**Work order**
The whole listing below should be duplicated exactly, with nothing left out.

>>>
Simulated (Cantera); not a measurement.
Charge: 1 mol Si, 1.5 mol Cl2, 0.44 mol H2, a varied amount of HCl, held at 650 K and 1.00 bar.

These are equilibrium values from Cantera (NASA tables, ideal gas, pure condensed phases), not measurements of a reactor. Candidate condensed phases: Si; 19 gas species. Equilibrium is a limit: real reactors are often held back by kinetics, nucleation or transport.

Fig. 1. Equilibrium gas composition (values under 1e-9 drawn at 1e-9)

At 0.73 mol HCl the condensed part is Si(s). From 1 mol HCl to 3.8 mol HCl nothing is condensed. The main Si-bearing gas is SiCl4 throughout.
<<<

**Task response**
Simulated (Cantera); not a measurement.
Charge: 1 mol Si, 1.5 mol Cl2, 0.44 mol H2, a varied amount of HCl, held at 650 K and 1.00 bar.

These are equilibrium values from Cantera (NASA tables, ideal gas, pure condensed phases), not measurements of a reactor. Candidate condensed phases: Si; 19 gas species. Equilibrium is a limit: real reactors are often held back by kinetics, nucleation or transport.

Fig. 1. Equilibrium gas composition (values under 1e-9 drawn at 1e-9)

At 0.73 mol HCl the condensed part is Si(s). From 1 mol HCl to 3.8 mol HCl nothing is condensed. The main Si-bearing gas is SiCl4 throughout.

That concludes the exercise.